Dataset content ::
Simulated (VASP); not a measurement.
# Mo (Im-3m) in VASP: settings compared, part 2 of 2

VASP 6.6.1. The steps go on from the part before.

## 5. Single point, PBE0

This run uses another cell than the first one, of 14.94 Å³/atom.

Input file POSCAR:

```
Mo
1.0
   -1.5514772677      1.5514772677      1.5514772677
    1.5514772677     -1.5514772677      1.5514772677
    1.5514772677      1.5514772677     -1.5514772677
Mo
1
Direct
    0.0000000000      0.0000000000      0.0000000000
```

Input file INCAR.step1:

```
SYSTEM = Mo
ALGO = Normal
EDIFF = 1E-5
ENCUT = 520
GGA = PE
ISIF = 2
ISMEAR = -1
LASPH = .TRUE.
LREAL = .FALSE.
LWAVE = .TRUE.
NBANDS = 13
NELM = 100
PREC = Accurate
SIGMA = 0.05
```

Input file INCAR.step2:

Work order ::
Every record above must appear again in the answer, unchanged.

Solution ::
Simulated (VASP); not a measurement.
# Mo (Im-3m) in VASP: settings compared, part 2 of 2

VASP 6.6.1. The steps go on from the part before.

## 5. Single point, PBE0

This run uses another cell than the first one, of 14.94 Å³/atom.

Input file POSCAR:

```
Mo
1.0
   -1.5514772677      1.5514772677      1.5514772677
    1.5514772677     -1.5514772677      1.5514772677
    1.5514772677      1.5514772677     -1.5514772677
Mo
1
Direct
    0.0000000000      0.0000000000      0.0000000000
```

Input file INCAR.step1:

```
SYSTEM = Mo
ALGO = Normal
EDIFF = 1E-5
ENCUT = 520
GGA = PE
ISIF = 2
ISMEAR = -1
LASPH = .TRUE.
LREAL = .FALSE.
LWAVE = .TRUE.
NBANDS = 13
NELM = 100
PREC = Accurate
SIGMA = 0.05
```

Input file INCAR.step2:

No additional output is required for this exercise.